■ Brief:
Consider the listing below. Extract exactly the lines from the line containing "All values are" to the line containing "- 1018, disordered width (Å): 6.2", both included.

──────
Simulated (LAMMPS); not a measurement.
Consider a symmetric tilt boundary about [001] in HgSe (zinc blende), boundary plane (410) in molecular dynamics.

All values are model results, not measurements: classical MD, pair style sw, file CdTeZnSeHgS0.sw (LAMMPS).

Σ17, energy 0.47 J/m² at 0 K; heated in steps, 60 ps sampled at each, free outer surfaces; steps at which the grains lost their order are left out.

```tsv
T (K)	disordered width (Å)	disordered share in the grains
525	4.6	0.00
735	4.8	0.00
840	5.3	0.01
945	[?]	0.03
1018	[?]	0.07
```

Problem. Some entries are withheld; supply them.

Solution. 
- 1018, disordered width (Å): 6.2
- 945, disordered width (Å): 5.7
──────

■ Your solution:
All values are model results, not measurements: classical MD, pair style sw, file CdTeZnSeHgS0.sw (LAMMPS).

Σ17, energy 0.47 J/m² at 0 K; heated in steps, 60 ps sampled at each, free outer surfaces; steps at which the grains lost their order are left out.

```tsv
T (K)	disordered width (Å)	disordered share in the grains
525	4.6	0.00
735	4.8	0.00
840	5.3	0.01
945	[?]	0.03
1018	[?]	0.07
```

Problem. Some entries are withheld; supply them.

Solution. 
- 1018, disordered width (Å): 6.2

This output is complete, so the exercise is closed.